**EXCERPTED RECORDS**

::::

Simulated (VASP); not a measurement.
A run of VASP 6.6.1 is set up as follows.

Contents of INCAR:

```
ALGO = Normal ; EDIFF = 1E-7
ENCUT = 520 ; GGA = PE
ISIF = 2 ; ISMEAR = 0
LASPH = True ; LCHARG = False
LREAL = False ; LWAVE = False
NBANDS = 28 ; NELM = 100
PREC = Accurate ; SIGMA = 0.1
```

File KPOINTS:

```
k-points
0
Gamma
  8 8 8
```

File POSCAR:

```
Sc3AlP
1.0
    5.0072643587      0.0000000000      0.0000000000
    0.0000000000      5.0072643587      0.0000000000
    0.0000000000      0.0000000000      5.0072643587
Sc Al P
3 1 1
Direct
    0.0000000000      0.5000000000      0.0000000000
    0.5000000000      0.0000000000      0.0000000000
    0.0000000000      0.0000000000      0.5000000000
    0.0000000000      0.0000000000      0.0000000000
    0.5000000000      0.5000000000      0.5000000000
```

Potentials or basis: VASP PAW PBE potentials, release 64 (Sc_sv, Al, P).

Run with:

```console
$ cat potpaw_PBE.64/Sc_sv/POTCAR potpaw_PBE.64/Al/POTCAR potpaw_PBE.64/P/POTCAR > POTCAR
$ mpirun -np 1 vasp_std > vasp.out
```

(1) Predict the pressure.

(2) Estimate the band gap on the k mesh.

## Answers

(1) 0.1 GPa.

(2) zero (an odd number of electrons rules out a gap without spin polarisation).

::::

**BRIEF**
Reproduce the lines of the records exactly, from the first one through the line that contains "(1) 0.1 GPa.".

**WRITTEN SOLUTION**
Simulated (VASP); not a measurement.
A run of VASP 6.6.1 is set up as follows.

Contents of INCAR:

```
ALGO = Normal ; EDIFF = 1E-7
ENCUT = 520 ; GGA = PE
ISIF = 2 ; ISMEAR = 0
LASPH = True ; LCHARG = False
LREAL = False ; LWAVE = False
NBANDS = 28 ; NELM = 100
PREC = Accurate ; SIGMA = 0.1
```

File KPOINTS:

```
k-points
0
Gamma
  8 8 8
```

File POSCAR:

```
Sc3AlP
1.0
    5.0072643587      0.0000000000      0.0000000000
    0.0000000000      5.0072643587      0.0000000000
    0.0000000000      0.0000000000      5.0072643587
Sc Al P
3 1 1
Direct
    0.0000000000      0.5000000000      0.0000000000
    0.5000000000      0.0000000000      0.0000000000
    0.0000000000      0.0000000000      0.5000000000
    0.0000000000      0.0000000000      0.0000000000
    0.5000000000      0.5000000000      0.5000000000
```

Potentials or basis: VASP PAW PBE potentials, release 64 (Sc_sv, Al, P).

Run with:

```console
$ cat potpaw_PBE.64/Sc_sv/POTCAR potpaw_PBE.64/Al/POTCAR potpaw_PBE.64/P/POTCAR > POTCAR
$ mpirun -np 1 vasp_std > vasp.out
```

(1) Predict the pressure.

(2) Estimate the band gap on the k mesh.

## Answers

(1) 0.1 GPa.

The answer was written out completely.